_ _ _

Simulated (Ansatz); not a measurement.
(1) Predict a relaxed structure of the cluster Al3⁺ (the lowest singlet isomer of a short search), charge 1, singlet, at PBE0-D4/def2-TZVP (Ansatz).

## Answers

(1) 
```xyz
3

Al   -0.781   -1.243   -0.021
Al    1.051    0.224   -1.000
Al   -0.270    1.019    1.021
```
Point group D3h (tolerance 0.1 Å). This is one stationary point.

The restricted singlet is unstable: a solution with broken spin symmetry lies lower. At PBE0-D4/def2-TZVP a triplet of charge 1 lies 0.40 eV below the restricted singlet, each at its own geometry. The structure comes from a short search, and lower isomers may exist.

_ _ _

* Work item *
Copy nothing beyond the line containing "Point group D3h". Transcribe exactly from the first line of the entries down to that line, inclusive.

* Your response *
Simulated (Ansatz); not a measurement.
(1) Predict a relaxed structure of the cluster Al3⁺ (the lowest singlet isomer of a short search), charge 1, singlet, at PBE0-D4/def2-TZVP (Ansatz).

## Answers

(1) 
```xyz
3

Al   -0.781   -1.243   -0.021
Al    1.051    0.224   -1.000
Al   -0.270    1.019    1.021
```
Point group D3h (tolerance 0.1 Å). This is one stationary point.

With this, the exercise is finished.